─── Data supplied
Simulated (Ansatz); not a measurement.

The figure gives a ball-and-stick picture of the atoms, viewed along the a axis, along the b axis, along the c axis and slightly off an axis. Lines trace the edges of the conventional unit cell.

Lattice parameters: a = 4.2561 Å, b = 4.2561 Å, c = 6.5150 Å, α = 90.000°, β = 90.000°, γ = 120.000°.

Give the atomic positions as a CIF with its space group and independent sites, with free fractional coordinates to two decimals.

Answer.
──────

Action item: Your task is to transcribe the listing above in full and exactly.

Written reply:
Simulated (Ansatz); not a measurement.

The figure gives a ball-and-stick picture of the atoms, viewed along the a axis, along the b axis, along the c axis and slightly off an axis. Lines trace the edges of the conventional unit cell.

Lattice parameters: a = 4.2561 Å, b = 4.2561 Å, c = 6.5150 Å, α = 90.000°, β = 90.000°, γ = 120.000°.

Give the atomic positions as a CIF with its space group and independent sites, with free fractional coordinates to two decimals.

Answer.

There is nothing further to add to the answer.